__RAW DATA__
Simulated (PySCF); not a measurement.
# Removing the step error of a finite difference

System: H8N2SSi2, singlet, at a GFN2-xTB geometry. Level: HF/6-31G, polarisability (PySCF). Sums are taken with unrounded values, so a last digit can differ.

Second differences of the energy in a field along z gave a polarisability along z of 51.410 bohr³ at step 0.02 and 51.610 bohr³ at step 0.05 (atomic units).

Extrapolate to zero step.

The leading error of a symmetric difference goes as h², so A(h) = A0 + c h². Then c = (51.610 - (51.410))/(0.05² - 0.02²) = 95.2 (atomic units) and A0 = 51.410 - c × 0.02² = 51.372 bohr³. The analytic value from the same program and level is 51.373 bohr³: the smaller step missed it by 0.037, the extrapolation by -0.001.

__EXERCISE__
Exactly as written, set down all of the material.

__WORKED SOLUTION__
Simulated (PySCF); not a measurement.
# Removing the step error of a finite difference

System: H8N2SSi2, singlet, at a GFN2-xTB geometry. Level: HF/6-31G, polarisability (PySCF). Sums are taken with unrounded values, so a last digit can differ.

Second differences of the energy in a field along z gave a polarisability along z of 51.410 bohr³ at step 0.02 and 51.610 bohr³ at step 0.05 (atomic units).

Extrapolate to zero step.

The leading error of a symmetric difference goes as h², so A(h) = A0 + c h². Then c = (51.610 - (51.410))/(0.05² - 0.02²) = 95.2 (atomic units) and A0 = 51.410 - c × 0.02² = 51.372 bohr³. The analytic value from the same program and level is 51.373 bohr³: the smaller step missed it by 0.037, the extrapolation by -0.001.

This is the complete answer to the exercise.